**Work task:**
Nothing but the lines from the one containing "Geometry: PBE0-D4/def2-TZVPD." through the one containing "Ga–O (1.89 Å): ρ", both included, should be given again, each exactly as written below.

**Given entries:**
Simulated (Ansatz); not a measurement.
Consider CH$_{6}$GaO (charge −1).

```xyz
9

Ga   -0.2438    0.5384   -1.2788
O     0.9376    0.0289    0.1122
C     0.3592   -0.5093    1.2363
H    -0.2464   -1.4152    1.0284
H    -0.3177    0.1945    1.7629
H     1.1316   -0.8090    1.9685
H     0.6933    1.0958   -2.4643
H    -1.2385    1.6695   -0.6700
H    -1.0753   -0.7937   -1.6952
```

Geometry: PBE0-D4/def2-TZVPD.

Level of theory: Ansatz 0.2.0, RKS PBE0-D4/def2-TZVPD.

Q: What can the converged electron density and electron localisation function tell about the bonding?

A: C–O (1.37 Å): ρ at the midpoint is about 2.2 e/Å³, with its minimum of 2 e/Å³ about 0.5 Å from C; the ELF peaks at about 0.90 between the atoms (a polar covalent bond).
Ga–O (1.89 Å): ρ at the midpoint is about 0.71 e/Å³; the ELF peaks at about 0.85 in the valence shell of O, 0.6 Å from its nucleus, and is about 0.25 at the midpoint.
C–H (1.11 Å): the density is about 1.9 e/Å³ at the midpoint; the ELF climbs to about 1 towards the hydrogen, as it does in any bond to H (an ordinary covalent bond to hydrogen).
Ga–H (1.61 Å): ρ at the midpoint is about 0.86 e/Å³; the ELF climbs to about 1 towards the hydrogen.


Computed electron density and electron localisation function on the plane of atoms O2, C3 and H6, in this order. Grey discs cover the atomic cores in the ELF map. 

**Your solution:**
Geometry: PBE0-D4/def2-TZVPD.

Level of theory: Ansatz 0.2.0, RKS PBE0-D4/def2-TZVPD.

Q: What can the converged electron density and electron localisation function tell about the bonding?

A: C–O (1.37 Å): ρ at the midpoint is about 2.2 e/Å³, with its minimum of 2 e/Å³ about 0.5 Å from C; the ELF peaks at about 0.90 between the atoms (a polar covalent bond).
Ga–O (1.89 Å): ρ at the midpoint is about 0.71 e/Å³; the ELF peaks at about 0.85 in the valence shell of O, 0.6 Å from its nucleus, and is about 0.25 at the midpoint.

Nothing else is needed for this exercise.